○ ○ ○ ○ ○
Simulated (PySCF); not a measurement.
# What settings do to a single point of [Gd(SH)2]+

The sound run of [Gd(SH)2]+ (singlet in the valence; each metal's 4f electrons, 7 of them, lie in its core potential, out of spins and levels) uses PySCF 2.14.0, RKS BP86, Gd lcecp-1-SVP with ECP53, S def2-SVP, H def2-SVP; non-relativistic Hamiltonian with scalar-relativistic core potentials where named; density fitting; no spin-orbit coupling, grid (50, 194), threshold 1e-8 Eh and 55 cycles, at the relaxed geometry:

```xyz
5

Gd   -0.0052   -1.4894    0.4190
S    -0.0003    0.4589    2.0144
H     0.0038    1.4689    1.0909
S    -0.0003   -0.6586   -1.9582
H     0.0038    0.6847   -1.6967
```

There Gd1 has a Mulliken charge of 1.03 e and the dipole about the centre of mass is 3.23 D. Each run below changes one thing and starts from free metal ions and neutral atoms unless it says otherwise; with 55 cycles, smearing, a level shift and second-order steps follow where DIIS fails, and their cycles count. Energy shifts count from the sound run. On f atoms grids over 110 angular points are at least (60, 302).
○ ○ ○ ○ ○

» Work item:
Return every record in full, word for word.

» Exercise solution:
Simulated (PySCF); not a measurement.
# What settings do to a single point of [Gd(SH)2]+

The sound run of [Gd(SH)2]+ (singlet in the valence; each metal's 4f electrons, 7 of them, lie in its core potential, out of spins and levels) uses PySCF 2.14.0, RKS BP86, Gd lcecp-1-SVP with ECP53, S def2-SVP, H def2-SVP; non-relativistic Hamiltonian with scalar-relativistic core potentials where named; density fitting; no spin-orbit coupling, grid (50, 194), threshold 1e-8 Eh and 55 cycles, at the relaxed geometry:

```xyz
5

Gd   -0.0052   -1.4894    0.4190
S    -0.0003    0.4589    2.0144
H     0.0038    1.4689    1.0909
S    -0.0003   -0.6586   -1.9582
H     0.0038    0.6847   -1.6967
```

There Gd1 has a Mulliken charge of 1.03 e and the dipole about the centre of mass is 3.23 D. Each run below changes one thing and starts from free metal ions and neutral atoms unless it says otherwise; with 55 cycles, smearing, a level shift and second-order steps follow where DIIS fails, and their cycles count. Energy shifts count from the sound run. On f atoms grids over 110 angular points are at least (60, 302).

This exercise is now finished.